* [INFORMATION SUPPLIED]:
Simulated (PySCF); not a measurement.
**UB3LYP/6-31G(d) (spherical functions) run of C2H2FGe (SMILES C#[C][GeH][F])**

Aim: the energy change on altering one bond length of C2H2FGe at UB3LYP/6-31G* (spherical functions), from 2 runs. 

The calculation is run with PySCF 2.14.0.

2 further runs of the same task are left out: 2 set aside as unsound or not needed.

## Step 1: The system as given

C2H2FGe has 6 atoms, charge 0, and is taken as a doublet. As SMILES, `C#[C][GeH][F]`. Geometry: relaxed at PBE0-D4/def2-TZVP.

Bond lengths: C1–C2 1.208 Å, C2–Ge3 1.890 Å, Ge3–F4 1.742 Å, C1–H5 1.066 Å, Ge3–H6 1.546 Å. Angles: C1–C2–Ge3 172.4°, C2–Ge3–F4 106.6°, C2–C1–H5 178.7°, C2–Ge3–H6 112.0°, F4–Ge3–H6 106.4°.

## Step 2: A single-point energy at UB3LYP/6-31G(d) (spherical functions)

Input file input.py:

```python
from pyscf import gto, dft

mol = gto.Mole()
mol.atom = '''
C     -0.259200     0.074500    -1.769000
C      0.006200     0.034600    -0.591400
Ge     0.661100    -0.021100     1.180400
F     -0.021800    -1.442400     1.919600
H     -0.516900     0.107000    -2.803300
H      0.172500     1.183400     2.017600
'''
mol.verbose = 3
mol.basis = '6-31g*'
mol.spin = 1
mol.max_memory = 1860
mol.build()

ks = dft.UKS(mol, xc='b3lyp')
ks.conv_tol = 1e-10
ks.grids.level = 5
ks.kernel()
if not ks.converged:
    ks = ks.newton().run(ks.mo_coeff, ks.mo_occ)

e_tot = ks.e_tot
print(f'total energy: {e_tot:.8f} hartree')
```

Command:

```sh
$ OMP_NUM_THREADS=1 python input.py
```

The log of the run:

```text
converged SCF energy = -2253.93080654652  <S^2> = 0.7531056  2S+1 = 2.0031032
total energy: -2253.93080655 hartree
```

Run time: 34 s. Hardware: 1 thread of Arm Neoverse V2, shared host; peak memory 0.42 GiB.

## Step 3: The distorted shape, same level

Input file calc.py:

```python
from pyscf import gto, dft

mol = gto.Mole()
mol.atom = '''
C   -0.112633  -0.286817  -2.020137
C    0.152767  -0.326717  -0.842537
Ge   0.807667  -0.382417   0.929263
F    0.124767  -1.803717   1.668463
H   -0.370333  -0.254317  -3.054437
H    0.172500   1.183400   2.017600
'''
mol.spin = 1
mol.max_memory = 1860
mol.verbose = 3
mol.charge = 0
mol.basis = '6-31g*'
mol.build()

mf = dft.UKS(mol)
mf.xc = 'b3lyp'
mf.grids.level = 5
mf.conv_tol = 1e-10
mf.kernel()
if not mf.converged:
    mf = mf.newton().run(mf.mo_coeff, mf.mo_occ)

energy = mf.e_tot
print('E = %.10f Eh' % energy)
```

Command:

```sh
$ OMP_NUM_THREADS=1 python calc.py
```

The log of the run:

* [WORK INSTRUCTION]: From the entries above, return exactly the line containing "The calculation is run with PySCF 2.14.0.", the line containing "C2H2FGe has 6", and all lines between, and nothing else.

* [EXERCISE SOLUTION]:
The calculation is run with PySCF 2.14.0.

2 further runs of the same task are left out: 2 set aside as unsound or not needed.

## Step 1: The system as given

C2H2FGe has 6 atoms, charge 0, and is taken as a doublet. As SMILES, `C#[C][GeH][F]`. Geometry: relaxed at PBE0-D4/def2-TZVP.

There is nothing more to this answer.